**Supplied data**
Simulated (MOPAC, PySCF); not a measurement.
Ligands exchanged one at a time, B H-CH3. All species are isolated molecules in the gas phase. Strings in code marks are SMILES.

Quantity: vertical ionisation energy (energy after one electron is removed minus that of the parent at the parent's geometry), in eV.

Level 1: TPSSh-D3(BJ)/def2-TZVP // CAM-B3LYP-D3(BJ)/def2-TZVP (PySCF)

**Work instruction**
The complete listing is to be repeated word for word.

**Exercise response**
Simulated (MOPAC, PySCF); not a measurement.
Ligands exchanged one at a time, B H-CH3. All species are isolated molecules in the gas phase. Strings in code marks are SMILES.

Quantity: vertical ionisation energy (energy after one electron is removed minus that of the parent at the parent's geometry), in eV.

Level 1: TPSSh-D3(BJ)/def2-TZVP // CAM-B3LYP-D3(BJ)/def2-TZVP (PySCF)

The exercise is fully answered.